(ASSIGNMENT): Please return only the lines from the one holding "Pressure | 8.8 GPa |" through the one holding "Caveat: the stress", exactly as they appear in the records below, both ends included.

(DATASET):
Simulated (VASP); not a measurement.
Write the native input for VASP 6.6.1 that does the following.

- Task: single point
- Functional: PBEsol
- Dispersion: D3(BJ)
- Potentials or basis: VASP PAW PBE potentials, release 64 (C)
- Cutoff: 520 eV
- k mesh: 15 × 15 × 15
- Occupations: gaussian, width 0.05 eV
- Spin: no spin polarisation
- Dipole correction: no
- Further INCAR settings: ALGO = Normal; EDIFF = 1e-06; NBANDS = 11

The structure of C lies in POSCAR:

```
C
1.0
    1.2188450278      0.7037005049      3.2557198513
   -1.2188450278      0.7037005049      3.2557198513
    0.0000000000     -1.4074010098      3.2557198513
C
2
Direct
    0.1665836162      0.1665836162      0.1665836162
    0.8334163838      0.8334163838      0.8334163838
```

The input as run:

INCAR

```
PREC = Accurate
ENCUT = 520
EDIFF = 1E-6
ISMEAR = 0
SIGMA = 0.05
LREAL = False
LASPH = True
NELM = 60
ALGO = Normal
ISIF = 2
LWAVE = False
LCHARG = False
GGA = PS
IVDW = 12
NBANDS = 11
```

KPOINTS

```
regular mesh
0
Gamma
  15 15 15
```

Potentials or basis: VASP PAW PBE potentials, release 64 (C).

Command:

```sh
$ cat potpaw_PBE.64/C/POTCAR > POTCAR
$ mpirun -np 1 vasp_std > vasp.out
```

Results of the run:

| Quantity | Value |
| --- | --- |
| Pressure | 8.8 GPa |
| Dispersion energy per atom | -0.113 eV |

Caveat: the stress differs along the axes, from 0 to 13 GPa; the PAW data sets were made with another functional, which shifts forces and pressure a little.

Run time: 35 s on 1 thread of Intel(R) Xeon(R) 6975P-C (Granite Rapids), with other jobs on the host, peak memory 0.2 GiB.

(RESULT):
| Pressure | 8.8 GPa |
| Dispersion energy per atom | -0.113 eV |

Caveat: the stress differs along the axes, from 0 to 13 GPa; the PAW data sets were made with another functional, which shifts forces and pressure a little.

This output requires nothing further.